- **Activity**
Transcribe the entire listing below exactly.

- **Record extracts**

== Segment start ==

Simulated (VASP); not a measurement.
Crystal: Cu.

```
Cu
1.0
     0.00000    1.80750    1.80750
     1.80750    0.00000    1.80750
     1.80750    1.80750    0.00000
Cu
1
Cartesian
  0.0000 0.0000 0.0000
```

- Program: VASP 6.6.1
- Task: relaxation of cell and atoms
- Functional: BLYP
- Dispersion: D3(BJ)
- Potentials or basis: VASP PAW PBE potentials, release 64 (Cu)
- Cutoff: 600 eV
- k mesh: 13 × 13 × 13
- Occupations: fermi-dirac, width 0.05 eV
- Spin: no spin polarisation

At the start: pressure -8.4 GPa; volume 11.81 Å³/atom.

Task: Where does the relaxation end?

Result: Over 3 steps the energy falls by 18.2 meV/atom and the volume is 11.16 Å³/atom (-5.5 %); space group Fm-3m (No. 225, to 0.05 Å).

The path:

== Segment end ==

- **Written reply**
Simulated (VASP); not a measurement.
Crystal: Cu.

```
Cu
1.0
     0.00000    1.80750    1.80750
     1.80750    0.00000    1.80750
     1.80750    1.80750    0.00000
Cu
1
Cartesian
  0.0000 0.0000 0.0000
```

- Program: VASP 6.6.1
- Task: relaxation of cell and atoms
- Functional: BLYP
- Dispersion: D3(BJ)
- Potentials or basis: VASP PAW PBE potentials, release 64 (Cu)
- Cutoff: 600 eV
- k mesh: 13 × 13 × 13
- Occupations: fermi-dirac, width 0.05 eV
- Spin: no spin polarisation

At the start: pressure -8.4 GPa; volume 11.81 Å³/atom.

Task: Where does the relaxation end?

Result: Over 3 steps the energy falls by 18.2 meV/atom and the volume is 11.16 Å³/atom (-5.5 %); space group Fm-3m (No. 225, to 0.05 Å).

The path:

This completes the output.